MATERIAL SUPPLIED:
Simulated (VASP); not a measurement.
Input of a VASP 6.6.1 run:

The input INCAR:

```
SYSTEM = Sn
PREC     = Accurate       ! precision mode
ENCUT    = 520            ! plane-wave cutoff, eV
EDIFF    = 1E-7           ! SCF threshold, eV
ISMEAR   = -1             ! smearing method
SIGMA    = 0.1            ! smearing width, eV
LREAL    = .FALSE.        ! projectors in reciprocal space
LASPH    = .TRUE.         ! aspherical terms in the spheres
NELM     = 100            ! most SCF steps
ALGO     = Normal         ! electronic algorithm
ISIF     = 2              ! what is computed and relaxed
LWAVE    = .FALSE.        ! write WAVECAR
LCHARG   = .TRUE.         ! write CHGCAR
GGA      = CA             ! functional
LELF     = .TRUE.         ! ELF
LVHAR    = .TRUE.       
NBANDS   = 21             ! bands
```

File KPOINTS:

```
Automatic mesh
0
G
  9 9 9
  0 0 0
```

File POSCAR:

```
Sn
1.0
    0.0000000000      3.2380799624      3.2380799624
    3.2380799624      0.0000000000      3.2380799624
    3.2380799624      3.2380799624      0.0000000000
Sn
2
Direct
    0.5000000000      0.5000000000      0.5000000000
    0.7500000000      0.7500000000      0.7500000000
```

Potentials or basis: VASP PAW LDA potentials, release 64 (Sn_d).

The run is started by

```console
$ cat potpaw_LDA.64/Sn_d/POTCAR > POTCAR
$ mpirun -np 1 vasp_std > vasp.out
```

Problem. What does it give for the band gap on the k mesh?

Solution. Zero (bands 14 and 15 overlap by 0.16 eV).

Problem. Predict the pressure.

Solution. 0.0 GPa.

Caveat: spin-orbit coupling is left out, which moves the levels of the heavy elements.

EXERCISE: Copy the entries word for word. Start at the first line and end with the line containing "Solution. 0.0 GPa.".

ANSWER SPACE:
Simulated (VASP); not a measurement.
Input of a VASP 6.6.1 run:

The input INCAR:

```
SYSTEM = Sn
PREC     = Accurate       ! precision mode
ENCUT    = 520            ! plane-wave cutoff, eV
EDIFF    = 1E-7           ! SCF threshold, eV
ISMEAR   = -1             ! smearing method
SIGMA    = 0.1            ! smearing width, eV
LREAL    = .FALSE.        ! projectors in reciprocal space
LASPH    = .TRUE.         ! aspherical terms in the spheres
NELM     = 100            ! most SCF steps
ALGO     = Normal         ! electronic algorithm
ISIF     = 2              ! what is computed and relaxed
LWAVE    = .FALSE.        ! write WAVECAR
LCHARG   = .TRUE.         ! write CHGCAR
GGA      = CA             ! functional
LELF     = .TRUE.         ! ELF
LVHAR    = .TRUE.       
NBANDS   = 21             ! bands
```

File KPOINTS:

```
Automatic mesh
0
G
  9 9 9
  0 0 0
```

File POSCAR:

```
Sn
1.0
    0.0000000000      3.2380799624      3.2380799624
    3.2380799624      0.0000000000      3.2380799624
    3.2380799624      3.2380799624      0.0000000000
Sn
2
Direct
    0.5000000000      0.5000000000      0.5000000000
    0.7500000000      0.7500000000      0.7500000000
```

Potentials or basis: VASP PAW LDA potentials, release 64 (Sn_d).

The run is started by

```console
$ cat potpaw_LDA.64/Sn_d/POTCAR > POTCAR
$ mpirun -np 1 vasp_std > vasp.out
```

Problem. What does it give for the band gap on the k mesh?

Solution. Zero (bands 14 and 15 overlap by 0.16 eV).

Problem. Predict the pressure.

Solution. 0.0 GPa.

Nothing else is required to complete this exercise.